◆ **Supplied material**:
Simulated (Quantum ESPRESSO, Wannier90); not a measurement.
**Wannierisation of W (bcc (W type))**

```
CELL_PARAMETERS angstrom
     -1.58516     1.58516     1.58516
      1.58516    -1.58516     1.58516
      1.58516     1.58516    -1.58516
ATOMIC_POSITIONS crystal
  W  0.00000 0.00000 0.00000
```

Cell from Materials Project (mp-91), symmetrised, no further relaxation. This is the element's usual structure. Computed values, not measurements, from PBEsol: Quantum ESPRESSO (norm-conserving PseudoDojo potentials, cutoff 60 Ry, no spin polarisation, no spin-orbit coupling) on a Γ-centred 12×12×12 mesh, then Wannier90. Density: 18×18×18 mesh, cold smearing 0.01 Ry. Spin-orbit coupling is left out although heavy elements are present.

◆ **Work item**: Copy out the whole listing exactly as given.

◆ **Response box**:
Simulated (Quantum ESPRESSO, Wannier90); not a measurement.
**Wannierisation of W (bcc (W type))**

```
CELL_PARAMETERS angstrom
     -1.58516     1.58516     1.58516
      1.58516    -1.58516     1.58516
      1.58516     1.58516    -1.58516
ATOMIC_POSITIONS crystal
  W  0.00000 0.00000 0.00000
```

Cell from Materials Project (mp-91), symmetrised, no further relaxation. This is the element's usual structure. Computed values, not measurements, from PBEsol: Quantum ESPRESSO (norm-conserving PseudoDojo potentials, cutoff 60 Ry, no spin polarisation, no spin-orbit coupling) on a Γ-centred 12×12×12 mesh, then Wannier90. Density: 18×18×18 mesh, cold smearing 0.01 Ry. Spin-orbit coupling is left out although heavy elements are present.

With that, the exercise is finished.